Data for review -
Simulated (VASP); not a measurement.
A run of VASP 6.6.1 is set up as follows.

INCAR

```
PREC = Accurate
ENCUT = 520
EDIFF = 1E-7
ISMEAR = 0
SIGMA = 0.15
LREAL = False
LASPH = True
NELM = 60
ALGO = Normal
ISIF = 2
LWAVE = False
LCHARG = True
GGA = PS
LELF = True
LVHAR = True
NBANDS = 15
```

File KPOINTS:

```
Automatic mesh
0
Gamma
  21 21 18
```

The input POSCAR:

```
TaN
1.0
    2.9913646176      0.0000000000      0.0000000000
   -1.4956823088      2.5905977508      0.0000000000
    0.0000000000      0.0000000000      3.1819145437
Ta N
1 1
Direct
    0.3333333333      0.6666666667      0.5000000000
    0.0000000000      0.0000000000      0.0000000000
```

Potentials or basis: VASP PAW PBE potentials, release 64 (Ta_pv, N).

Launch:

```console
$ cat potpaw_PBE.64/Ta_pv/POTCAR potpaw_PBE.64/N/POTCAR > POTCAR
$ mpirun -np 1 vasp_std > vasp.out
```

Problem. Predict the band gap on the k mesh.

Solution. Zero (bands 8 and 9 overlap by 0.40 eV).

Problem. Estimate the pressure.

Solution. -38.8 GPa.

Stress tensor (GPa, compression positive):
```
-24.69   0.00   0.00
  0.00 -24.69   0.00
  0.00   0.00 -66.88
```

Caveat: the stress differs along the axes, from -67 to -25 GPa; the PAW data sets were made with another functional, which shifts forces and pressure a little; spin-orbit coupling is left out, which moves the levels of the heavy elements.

Action item - Repeat the data above. Change nothing.

Task response -
Simulated (VASP); not a measurement.
A run of VASP 6.6.1 is set up as follows.

INCAR

```
PREC = Accurate
ENCUT = 520
EDIFF = 1E-7
ISMEAR = 0
SIGMA = 0.15
LREAL = False
LASPH = True
NELM = 60
ALGO = Normal
ISIF = 2
LWAVE = False
LCHARG = True
GGA = PS
LELF = True
LVHAR = True
NBANDS = 15
```

File KPOINTS:

```
Automatic mesh
0
Gamma
  21 21 18
```

The input POSCAR:

```
TaN
1.0
    2.9913646176      0.0000000000      0.0000000000
   -1.4956823088      2.5905977508      0.0000000000
    0.0000000000      0.0000000000      3.1819145437
Ta N
1 1
Direct
    0.3333333333      0.6666666667      0.5000000000
    0.0000000000      0.0000000000      0.0000000000
```

Potentials or basis: VASP PAW PBE potentials, release 64 (Ta_pv, N).

Launch:

```console
$ cat potpaw_PBE.64/Ta_pv/POTCAR potpaw_PBE.64/N/POTCAR > POTCAR
$ mpirun -np 1 vasp_std > vasp.out
```

Problem. Predict the band gap on the k mesh.

Solution. Zero (bands 8 and 9 overlap by 0.40 eV).

Problem. Estimate the pressure.

Solution. -38.8 GPa.

Stress tensor (GPa, compression positive):
```
-24.69   0.00   0.00
  0.00 -24.69   0.00
  0.00   0.00 -66.88
```

Caveat: the stress differs along the axes, from -67 to -25 GPa; the PAW data sets were made with another functional, which shifts forces and pressure a little; spin-orbit coupling is left out, which moves the levels of the heavy elements.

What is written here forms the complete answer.